---------- Source data

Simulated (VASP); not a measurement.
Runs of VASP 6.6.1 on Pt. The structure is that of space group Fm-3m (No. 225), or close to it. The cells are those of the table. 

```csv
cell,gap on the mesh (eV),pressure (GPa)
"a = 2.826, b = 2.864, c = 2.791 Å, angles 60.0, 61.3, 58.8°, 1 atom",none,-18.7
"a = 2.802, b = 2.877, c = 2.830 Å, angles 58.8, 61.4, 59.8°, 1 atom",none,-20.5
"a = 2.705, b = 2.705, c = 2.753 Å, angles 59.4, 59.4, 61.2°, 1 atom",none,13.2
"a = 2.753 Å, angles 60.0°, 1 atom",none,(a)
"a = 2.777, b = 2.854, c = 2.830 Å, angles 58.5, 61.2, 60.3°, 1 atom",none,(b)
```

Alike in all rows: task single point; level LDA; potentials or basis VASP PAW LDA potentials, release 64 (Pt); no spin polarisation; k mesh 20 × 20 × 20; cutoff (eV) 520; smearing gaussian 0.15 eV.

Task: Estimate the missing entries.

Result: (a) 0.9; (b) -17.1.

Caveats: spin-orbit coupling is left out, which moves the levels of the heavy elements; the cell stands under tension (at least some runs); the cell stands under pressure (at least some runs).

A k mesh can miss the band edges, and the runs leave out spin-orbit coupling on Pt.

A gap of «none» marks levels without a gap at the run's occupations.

--------------------

Work instruction: Quote verbatim the opening lines of the listing above, ending with the line where "Task: Estimate the missing entries." appears; include both endpoints and nothing more.

Written solution:
Simulated (VASP); not a measurement.
Runs of VASP 6.6.1 on Pt. The structure is that of space group Fm-3m (No. 225), or close to it. The cells are those of the table. 

```csv
cell,gap on the mesh (eV),pressure (GPa)
"a = 2.826, b = 2.864, c = 2.791 Å, angles 60.0, 61.3, 58.8°, 1 atom",none,-18.7
"a = 2.802, b = 2.877, c = 2.830 Å, angles 58.8, 61.4, 59.8°, 1 atom",none,-20.5
"a = 2.705, b = 2.705, c = 2.753 Å, angles 59.4, 59.4, 61.2°, 1 atom",none,13.2
"a = 2.753 Å, angles 60.0°, 1 atom",none,(a)
"a = 2.777, b = 2.854, c = 2.830 Å, angles 58.5, 61.2, 60.3°, 1 atom",none,(b)
```

Alike in all rows: task single point; level LDA; potentials or basis VASP PAW LDA potentials, release 64 (Pt); no spin polarisation; k mesh 20 × 20 × 20; cutoff (eV) 520; smearing gaussian 0.15 eV.

Task: Estimate the missing entries.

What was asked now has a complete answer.